+-------+

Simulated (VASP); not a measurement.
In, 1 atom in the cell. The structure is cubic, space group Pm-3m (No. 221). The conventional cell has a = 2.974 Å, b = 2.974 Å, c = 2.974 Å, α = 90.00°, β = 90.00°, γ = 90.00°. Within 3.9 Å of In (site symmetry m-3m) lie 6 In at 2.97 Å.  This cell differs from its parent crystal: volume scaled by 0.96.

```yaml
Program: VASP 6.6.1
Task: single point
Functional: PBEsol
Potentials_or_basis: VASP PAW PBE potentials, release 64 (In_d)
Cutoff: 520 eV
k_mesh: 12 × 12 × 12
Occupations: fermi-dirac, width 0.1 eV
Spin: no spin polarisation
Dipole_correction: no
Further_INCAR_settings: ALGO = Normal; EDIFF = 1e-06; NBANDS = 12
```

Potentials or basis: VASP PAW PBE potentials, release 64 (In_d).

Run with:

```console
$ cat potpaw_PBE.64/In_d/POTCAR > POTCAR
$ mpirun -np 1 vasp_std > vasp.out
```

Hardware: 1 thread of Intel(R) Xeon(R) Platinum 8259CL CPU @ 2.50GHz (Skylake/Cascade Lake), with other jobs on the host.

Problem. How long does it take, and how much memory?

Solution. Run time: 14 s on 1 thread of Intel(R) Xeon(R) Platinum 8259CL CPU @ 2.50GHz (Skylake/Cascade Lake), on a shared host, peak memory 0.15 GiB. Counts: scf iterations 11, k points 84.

+-------+

WORK INSTRUCTION
Return exactly what appears above, from the first line of the entries to the line with "Problem. How long", inclusive.

EXERCISE RESULT
Simulated (VASP); not a measurement.
In, 1 atom in the cell. The structure is cubic, space group Pm-3m (No. 221). The conventional cell has a = 2.974 Å, b = 2.974 Å, c = 2.974 Å, α = 90.00°, β = 90.00°, γ = 90.00°. Within 3.9 Å of In (site symmetry m-3m) lie 6 In at 2.97 Å.  This cell differs from its parent crystal: volume scaled by 0.96.

```yaml
Program: VASP 6.6.1
Task: single point
Functional: PBEsol
Potentials_or_basis: VASP PAW PBE potentials, release 64 (In_d)
Cutoff: 520 eV
k_mesh: 12 × 12 × 12
Occupations: fermi-dirac, width 0.1 eV
Spin: no spin polarisation
Dipole_correction: no
Further_INCAR_settings: ALGO = Normal; EDIFF = 1e-06; NBANDS = 12
```

Potentials or basis: VASP PAW PBE potentials, release 64 (In_d).

Run with:

```console
$ cat potpaw_PBE.64/In_d/POTCAR > POTCAR
$ mpirun -np 1 vasp_std > vasp.out
```

Hardware: 1 thread of Intel(R) Xeon(R) Platinum 8259CL CPU @ 2.50GHz (Skylake/Cascade Lake), with other jobs on the host.

Problem. How long does it take, and how much memory?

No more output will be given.